**Assignment**
Go through the entries below and print, exactly, the lines starting at the one with "Computed with Ansatz" and ending at the one with "Question: Which structure", keeping both ends and no others.

**Extracted material**
____________________

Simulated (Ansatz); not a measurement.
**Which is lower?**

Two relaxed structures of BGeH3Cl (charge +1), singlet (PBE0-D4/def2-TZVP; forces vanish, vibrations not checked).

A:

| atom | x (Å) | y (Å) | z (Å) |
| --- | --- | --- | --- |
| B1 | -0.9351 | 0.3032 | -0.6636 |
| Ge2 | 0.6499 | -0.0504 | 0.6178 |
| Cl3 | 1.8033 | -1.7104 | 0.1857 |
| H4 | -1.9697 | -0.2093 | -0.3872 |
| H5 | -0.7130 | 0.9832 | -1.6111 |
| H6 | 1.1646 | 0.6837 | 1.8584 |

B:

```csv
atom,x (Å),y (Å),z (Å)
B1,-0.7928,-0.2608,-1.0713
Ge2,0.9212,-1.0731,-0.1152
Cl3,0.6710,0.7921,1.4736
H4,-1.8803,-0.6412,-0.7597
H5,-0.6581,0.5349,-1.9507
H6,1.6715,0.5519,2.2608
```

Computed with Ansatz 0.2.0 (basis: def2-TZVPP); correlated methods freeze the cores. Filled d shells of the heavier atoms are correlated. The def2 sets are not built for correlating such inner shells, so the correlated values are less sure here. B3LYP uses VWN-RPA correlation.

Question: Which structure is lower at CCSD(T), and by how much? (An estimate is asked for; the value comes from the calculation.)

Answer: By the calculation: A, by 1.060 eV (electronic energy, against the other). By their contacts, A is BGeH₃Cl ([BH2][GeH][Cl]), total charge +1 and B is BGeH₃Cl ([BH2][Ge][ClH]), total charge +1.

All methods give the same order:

____________________

**Exercise response**
Computed with Ansatz 0.2.0 (basis: def2-TZVPP); correlated methods freeze the cores. Filled d shells of the heavier atoms are correlated. The def2 sets are not built for correlating such inner shells, so the correlated values are less sure here. B3LYP uses VWN-RPA correlation.

Question: Which structure is lower at CCSD(T), and by how much? (An estimate is asked for; the value comes from the calculation.)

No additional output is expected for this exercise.